**Activity**
Repeat the lines of the data exactly, from the first one through the one that contains "INCAR.step1".

**Data excerpts**
== Segment start ==

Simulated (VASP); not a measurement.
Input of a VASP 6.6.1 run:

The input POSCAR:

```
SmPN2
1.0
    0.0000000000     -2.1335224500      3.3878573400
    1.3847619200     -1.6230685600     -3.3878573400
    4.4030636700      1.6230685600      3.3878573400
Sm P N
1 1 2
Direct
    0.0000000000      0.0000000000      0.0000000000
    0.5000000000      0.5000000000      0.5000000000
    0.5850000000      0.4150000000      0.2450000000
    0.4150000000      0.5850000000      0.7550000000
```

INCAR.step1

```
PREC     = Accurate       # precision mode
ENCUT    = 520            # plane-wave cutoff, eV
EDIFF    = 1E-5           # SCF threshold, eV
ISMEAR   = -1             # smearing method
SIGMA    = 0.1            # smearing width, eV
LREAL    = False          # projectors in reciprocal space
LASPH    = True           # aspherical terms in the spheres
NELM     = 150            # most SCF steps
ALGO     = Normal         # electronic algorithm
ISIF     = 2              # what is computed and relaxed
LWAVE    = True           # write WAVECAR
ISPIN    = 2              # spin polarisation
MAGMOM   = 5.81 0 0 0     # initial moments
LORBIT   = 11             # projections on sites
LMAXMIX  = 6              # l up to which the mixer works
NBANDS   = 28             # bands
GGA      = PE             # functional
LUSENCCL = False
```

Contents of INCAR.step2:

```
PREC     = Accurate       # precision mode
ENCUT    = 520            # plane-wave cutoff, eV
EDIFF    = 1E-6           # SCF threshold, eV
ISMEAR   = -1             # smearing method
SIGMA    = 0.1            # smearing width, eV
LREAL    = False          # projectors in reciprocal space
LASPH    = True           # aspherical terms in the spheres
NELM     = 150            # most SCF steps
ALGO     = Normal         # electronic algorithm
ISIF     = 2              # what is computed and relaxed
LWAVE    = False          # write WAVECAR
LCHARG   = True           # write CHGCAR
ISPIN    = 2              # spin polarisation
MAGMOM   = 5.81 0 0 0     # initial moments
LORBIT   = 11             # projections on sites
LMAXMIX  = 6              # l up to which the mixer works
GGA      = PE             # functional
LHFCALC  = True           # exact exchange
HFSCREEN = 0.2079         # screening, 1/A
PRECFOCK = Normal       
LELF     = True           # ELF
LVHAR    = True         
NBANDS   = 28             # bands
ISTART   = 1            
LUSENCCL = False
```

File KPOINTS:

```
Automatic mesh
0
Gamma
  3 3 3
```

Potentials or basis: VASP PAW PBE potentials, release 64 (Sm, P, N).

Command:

== Segment end ==

**Exercise output**
Simulated (VASP); not a measurement.
Input of a VASP 6.6.1 run:

The input POSCAR:

```
SmPN2
1.0
    0.0000000000     -2.1335224500      3.3878573400
    1.3847619200     -1.6230685600     -3.3878573400
    4.4030636700      1.6230685600      3.3878573400
Sm P N
1 1 2
Direct
    0.0000000000      0.0000000000      0.0000000000
    0.5000000000      0.5000000000      0.5000000000
    0.5850000000      0.4150000000      0.2450000000
    0.4150000000      0.5850000000      0.7550000000
```

INCAR.step1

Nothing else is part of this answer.